**Requirement:** Answer with the exact lines of the following material from the one containing "Method: RKS BLYP-D4/def2-SVP" through the one containing "### Which one is relaxed?", both end lines included.

**Information:**
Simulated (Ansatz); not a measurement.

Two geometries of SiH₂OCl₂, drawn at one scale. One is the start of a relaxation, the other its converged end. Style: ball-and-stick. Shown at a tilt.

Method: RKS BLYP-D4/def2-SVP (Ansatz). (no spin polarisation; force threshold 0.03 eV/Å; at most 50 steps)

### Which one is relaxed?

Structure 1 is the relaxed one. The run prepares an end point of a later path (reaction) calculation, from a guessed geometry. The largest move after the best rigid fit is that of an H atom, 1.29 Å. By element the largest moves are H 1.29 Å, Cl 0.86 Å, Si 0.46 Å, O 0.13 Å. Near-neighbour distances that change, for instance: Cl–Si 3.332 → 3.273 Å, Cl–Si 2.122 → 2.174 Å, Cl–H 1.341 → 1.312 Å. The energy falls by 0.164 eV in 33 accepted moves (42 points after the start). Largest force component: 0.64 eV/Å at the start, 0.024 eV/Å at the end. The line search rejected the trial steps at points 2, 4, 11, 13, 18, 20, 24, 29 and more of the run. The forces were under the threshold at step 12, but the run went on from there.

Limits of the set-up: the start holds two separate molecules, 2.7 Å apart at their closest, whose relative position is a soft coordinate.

**Reply:**
Method: RKS BLYP-D4/def2-SVP (Ansatz). (no spin polarisation; force threshold 0.03 eV/Å; at most 50 steps)

### Which one is relaxed?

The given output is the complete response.